Given data
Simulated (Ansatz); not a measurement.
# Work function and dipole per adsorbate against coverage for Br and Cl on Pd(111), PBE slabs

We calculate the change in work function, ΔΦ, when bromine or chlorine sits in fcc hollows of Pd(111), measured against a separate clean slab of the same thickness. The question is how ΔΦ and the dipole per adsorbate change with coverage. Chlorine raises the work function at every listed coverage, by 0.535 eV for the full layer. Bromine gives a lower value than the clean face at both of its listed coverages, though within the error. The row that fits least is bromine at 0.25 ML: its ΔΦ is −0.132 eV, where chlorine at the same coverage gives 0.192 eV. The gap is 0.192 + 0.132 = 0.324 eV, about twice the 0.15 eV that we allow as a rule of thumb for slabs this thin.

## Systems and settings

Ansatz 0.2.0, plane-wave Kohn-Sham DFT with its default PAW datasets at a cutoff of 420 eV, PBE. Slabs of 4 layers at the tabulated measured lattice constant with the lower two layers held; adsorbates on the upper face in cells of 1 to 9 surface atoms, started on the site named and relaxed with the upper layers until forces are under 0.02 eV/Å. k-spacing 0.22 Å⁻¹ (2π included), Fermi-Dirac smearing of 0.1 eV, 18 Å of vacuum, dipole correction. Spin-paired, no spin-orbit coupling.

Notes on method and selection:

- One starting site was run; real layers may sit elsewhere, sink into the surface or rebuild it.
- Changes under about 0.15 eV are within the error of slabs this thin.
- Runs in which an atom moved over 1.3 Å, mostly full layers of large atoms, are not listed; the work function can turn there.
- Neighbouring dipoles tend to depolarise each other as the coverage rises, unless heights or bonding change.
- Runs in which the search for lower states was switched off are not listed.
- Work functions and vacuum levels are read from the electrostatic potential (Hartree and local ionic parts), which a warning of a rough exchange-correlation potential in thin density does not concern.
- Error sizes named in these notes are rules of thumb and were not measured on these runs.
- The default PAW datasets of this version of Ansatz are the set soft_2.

Assigned task
Begin at the first line of the material and transcribe each line exactly. End with the line containing "## Systems and settings", and give nothing else.

Exercise result
Simulated (Ansatz); not a measurement.
# Work function and dipole per adsorbate against coverage for Br and Cl on Pd(111), PBE slabs

We calculate the change in work function, ΔΦ, when bromine or chlorine sits in fcc hollows of Pd(111), measured against a separate clean slab of the same thickness. The question is how ΔΦ and the dipole per adsorbate change with coverage. Chlorine raises the work function at every listed coverage, by 0.535 eV for the full layer. Bromine gives a lower value than the clean face at both of its listed coverages, though within the error. The row that fits least is bromine at 0.25 ML: its ΔΦ is −0.132 eV, where chlorine at the same coverage gives 0.192 eV. The gap is 0.192 + 0.132 = 0.324 eV, about twice the 0.15 eV that we allow as a rule of thumb for slabs this thin.

## Systems and settings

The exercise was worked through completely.